**REQUIREMENT**
Print out the entries that follow exactly, missing none.

**DATA SHOWN**
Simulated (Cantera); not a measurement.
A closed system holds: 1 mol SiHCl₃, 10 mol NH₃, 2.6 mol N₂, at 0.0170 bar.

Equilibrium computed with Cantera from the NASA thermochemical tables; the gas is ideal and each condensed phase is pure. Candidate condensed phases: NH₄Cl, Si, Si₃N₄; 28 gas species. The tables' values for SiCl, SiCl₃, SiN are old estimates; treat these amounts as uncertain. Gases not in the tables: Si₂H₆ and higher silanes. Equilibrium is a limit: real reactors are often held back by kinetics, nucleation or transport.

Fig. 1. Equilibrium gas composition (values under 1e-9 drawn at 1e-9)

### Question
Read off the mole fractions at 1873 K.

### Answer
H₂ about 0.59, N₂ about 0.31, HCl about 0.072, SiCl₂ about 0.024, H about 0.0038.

**SOLUTION**
Simulated (Cantera); not a measurement.
A closed system holds: 1 mol SiHCl₃, 10 mol NH₃, 2.6 mol N₂, at 0.0170 bar.

Equilibrium computed with Cantera from the NASA thermochemical tables; the gas is ideal and each condensed phase is pure. Candidate condensed phases: NH₄Cl, Si, Si₃N₄; 28 gas species. The tables' values for SiCl, SiCl₃, SiN are old estimates; treat these amounts as uncertain. Gases not in the tables: Si₂H₆ and higher silanes. Equilibrium is a limit: real reactors are often held back by kinetics, nucleation or transport.

Fig. 1. Equilibrium gas composition (values under 1e-9 drawn at 1e-9)

### Question
Read off the mole fractions at 1873 K.

### Answer
H₂ about 0.59, N₂ about 0.31, HCl about 0.072, SiCl₂ about 0.024, H about 0.0038.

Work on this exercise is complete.